■ Work task: Quote the records below word for word, please, from the very first line through the one that contains "The PySCF runs", and nothing beyond it.

■ Excerpted data:
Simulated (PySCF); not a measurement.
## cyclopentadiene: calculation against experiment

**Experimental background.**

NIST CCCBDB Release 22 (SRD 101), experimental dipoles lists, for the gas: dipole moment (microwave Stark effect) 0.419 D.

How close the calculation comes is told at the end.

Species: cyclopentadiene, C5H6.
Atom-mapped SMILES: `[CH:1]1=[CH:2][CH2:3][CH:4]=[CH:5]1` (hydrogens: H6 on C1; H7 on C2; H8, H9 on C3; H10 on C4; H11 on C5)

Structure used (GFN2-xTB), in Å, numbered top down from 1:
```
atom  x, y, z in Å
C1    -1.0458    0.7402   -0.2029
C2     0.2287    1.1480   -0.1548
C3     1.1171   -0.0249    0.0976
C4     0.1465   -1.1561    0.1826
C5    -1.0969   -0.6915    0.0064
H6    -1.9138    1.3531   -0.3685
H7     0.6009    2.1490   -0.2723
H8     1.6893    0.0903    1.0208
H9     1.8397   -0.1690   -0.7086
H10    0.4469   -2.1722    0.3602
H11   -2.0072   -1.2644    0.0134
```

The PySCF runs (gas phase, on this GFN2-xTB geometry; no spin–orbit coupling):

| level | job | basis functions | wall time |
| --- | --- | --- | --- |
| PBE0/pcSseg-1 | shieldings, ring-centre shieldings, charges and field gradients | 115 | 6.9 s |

■ Your solution:
Simulated (PySCF); not a measurement.
## cyclopentadiene: calculation against experiment

**Experimental background.**

NIST CCCBDB Release 22 (SRD 101), experimental dipoles lists, for the gas: dipole moment (microwave Stark effect) 0.419 D.

How close the calculation comes is told at the end.

Species: cyclopentadiene, C5H6.
Atom-mapped SMILES: `[CH:1]1=[CH:2][CH2:3][CH:4]=[CH:5]1` (hydrogens: H6 on C1; H7 on C2; H8, H9 on C3; H10 on C4; H11 on C5)

Structure used (GFN2-xTB), in Å, numbered top down from 1:
```
atom  x, y, z in Å
C1    -1.0458    0.7402   -0.2029
C2     0.2287    1.1480   -0.1548
C3     1.1171   -0.0249    0.0976
C4     0.1465   -1.1561    0.1826
C5    -1.0969   -0.6915    0.0064
H6    -1.9138    1.3531   -0.3685
H7     0.6009    2.1490   -0.2723
H8     1.6893    0.0903    1.0208
H9     1.8397   -0.1690   -0.7086
H10    0.4469   -2.1722    0.3602
H11   -2.0072   -1.2644    0.0134
```

The PySCF runs (gas phase, on this GFN2-xTB geometry; no spin–orbit coupling):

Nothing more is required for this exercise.